Required action> To complete the exercise, write out all the data exactly.

Extracted information>
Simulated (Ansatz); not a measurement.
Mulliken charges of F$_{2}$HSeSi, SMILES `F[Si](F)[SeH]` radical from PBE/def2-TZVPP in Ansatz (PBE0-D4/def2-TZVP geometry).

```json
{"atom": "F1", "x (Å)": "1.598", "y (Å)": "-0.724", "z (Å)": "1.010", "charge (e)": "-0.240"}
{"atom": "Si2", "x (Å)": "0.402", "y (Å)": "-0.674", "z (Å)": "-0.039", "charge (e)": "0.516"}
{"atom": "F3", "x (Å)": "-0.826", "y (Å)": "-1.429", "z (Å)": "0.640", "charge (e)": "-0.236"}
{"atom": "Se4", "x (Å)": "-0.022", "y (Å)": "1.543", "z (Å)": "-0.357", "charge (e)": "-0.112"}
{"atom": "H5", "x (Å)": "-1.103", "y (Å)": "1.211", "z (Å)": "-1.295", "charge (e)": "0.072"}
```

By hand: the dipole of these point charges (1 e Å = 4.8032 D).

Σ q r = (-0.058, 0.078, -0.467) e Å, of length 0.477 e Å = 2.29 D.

Task solution>
Simulated (Ansatz); not a measurement.
Mulliken charges of F$_{2}$HSeSi, SMILES `F[Si](F)[SeH]` radical from PBE/def2-TZVPP in Ansatz (PBE0-D4/def2-TZVP geometry).

```json
{"atom": "F1", "x (Å)": "1.598", "y (Å)": "-0.724", "z (Å)": "1.010", "charge (e)": "-0.240"}
{"atom": "Si2", "x (Å)": "0.402", "y (Å)": "-0.674", "z (Å)": "-0.039", "charge (e)": "0.516"}
{"atom": "F3", "x (Å)": "-0.826", "y (Å)": "-1.429", "z (Å)": "0.640", "charge (e)": "-0.236"}
{"atom": "Se4", "x (Å)": "-0.022", "y (Å)": "1.543", "z (Å)": "-0.357", "charge (e)": "-0.112"}
{"atom": "H5", "x (Å)": "-1.103", "y (Å)": "1.211", "z (Å)": "-1.295", "charge (e)": "0.072"}
```

By hand: the dipole of these point charges (1 e Å = 4.8032 D).

Σ q r = (-0.058, 0.078, -0.467) e Å, of length 0.477 e Å = 2.29 D.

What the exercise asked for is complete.